**Excerpted records**
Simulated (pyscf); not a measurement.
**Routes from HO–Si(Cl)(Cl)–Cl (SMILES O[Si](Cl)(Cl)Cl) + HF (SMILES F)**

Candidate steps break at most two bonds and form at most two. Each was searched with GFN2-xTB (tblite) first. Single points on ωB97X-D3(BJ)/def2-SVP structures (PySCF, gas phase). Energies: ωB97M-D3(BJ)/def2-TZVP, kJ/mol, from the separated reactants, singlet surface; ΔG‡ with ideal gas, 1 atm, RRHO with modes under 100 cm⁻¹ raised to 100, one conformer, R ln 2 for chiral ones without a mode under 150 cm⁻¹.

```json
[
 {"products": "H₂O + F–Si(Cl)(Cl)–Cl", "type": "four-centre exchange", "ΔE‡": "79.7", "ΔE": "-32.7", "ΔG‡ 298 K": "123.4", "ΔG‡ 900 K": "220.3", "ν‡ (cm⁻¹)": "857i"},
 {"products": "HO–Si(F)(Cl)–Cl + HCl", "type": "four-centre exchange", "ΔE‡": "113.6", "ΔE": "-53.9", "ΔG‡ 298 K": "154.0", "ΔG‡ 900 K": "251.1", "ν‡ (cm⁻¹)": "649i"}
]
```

**Work request**
Precisely reproduce the lines of the entries, beginning at the first and ending at the one containing "HF (SMILES F)**". Add nothing.

**Expected answer**
Simulated (pyscf); not a measurement.
**Routes from HO–Si(Cl)(Cl)–Cl (SMILES O[Si](Cl)(Cl)Cl) + HF (SMILES F)**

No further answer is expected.